_WORK REQUEST_: Below this line is a set of entries; quote exactly the lines from the line that contains "Space group P6/mmm" to the line that contains "A pattern alone", both lines included.

Top of DATA SUPPLIED

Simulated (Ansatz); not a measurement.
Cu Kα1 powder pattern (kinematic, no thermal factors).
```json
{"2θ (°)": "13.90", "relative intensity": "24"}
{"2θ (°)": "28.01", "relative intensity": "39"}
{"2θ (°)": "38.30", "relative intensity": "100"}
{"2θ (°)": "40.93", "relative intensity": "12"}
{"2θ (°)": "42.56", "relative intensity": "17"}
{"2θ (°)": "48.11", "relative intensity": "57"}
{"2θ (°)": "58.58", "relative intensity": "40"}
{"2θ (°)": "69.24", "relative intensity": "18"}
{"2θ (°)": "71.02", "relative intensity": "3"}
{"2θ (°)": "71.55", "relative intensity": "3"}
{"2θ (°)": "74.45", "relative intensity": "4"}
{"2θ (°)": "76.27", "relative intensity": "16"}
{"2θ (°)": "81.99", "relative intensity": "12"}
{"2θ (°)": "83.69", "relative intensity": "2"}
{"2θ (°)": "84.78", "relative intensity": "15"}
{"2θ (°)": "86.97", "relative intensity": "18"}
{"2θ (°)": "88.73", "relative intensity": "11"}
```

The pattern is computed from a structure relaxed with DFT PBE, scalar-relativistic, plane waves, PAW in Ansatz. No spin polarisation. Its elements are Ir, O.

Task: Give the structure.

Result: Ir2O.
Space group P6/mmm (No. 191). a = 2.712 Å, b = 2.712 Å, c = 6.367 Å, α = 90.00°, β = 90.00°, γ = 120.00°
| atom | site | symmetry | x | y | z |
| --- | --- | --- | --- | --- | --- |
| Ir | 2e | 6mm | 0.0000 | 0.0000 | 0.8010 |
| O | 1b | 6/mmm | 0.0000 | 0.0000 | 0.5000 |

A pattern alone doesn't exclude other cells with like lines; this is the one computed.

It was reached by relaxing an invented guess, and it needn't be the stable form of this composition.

Bottom of DATA SUPPLIED

_TASK ANSWER_:
Space group P6/mmm (No. 191). a = 2.712 Å, b = 2.712 Å, c = 6.367 Å, α = 90.00°, β = 90.00°, γ = 120.00°
| atom | site | symmetry | x | y | z |
| --- | --- | --- | --- | --- | --- |
| Ir | 2e | 6mm | 0.0000 | 0.0000 | 0.8010 |
| O | 1b | 6/mmm | 0.0000 | 0.0000 | 0.5000 |

A pattern alone doesn't exclude other cells with like lines; this is the one computed.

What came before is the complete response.